DATA EXTRACT —
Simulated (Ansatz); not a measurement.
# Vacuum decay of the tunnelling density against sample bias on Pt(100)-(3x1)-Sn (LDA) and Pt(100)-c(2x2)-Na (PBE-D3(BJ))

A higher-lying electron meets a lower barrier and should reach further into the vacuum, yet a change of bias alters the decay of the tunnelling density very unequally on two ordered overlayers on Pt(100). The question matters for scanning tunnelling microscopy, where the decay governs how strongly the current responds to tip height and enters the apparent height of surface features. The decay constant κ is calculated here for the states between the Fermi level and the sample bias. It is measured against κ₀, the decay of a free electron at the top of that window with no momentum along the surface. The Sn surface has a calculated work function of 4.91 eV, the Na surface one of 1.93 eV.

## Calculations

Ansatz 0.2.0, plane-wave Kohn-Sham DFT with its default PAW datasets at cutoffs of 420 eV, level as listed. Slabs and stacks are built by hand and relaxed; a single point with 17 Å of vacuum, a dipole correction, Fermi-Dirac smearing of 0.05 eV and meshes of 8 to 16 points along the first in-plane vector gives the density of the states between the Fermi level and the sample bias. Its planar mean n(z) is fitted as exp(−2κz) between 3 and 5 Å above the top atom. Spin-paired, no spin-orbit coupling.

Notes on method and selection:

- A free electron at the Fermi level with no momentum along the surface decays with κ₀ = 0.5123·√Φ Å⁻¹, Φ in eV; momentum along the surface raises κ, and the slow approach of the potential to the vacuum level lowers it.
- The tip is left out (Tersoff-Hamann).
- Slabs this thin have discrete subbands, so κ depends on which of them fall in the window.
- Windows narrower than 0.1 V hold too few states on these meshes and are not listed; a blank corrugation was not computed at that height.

TASK ITEM —
The response should reproduce every entry above exactly.

WRITTEN ANSWER —
Simulated (Ansatz); not a measurement.
# Vacuum decay of the tunnelling density against sample bias on Pt(100)-(3x1)-Sn (LDA) and Pt(100)-c(2x2)-Na (PBE-D3(BJ))

A higher-lying electron meets a lower barrier and should reach further into the vacuum, yet a change of bias alters the decay of the tunnelling density very unequally on two ordered overlayers on Pt(100). The question matters for scanning tunnelling microscopy, where the decay governs how strongly the current responds to tip height and enters the apparent height of surface features. The decay constant κ is calculated here for the states between the Fermi level and the sample bias. It is measured against κ₀, the decay of a free electron at the top of that window with no momentum along the surface. The Sn surface has a calculated work function of 4.91 eV, the Na surface one of 1.93 eV.

## Calculations

Ansatz 0.2.0, plane-wave Kohn-Sham DFT with its default PAW datasets at cutoffs of 420 eV, level as listed. Slabs and stacks are built by hand and relaxed; a single point with 17 Å of vacuum, a dipole correction, Fermi-Dirac smearing of 0.05 eV and meshes of 8 to 16 points along the first in-plane vector gives the density of the states between the Fermi level and the sample bias. Its planar mean n(z) is fitted as exp(−2κz) between 3 and 5 Å above the top atom. Spin-paired, no spin-orbit coupling.

Notes on method and selection:

- A free electron at the Fermi level with no momentum along the surface decays with κ₀ = 0.5123·√Φ Å⁻¹, Φ in eV; momentum along the surface raises κ, and the slow approach of the potential to the vacuum level lowers it.
- The tip is left out (Tersoff-Hamann).
- Slabs this thin have discrete subbands, so κ depends on which of them fall in the window.
- Windows narrower than 0.1 V hold too few states on these meshes and are not listed; a blank corrugation was not computed at that height.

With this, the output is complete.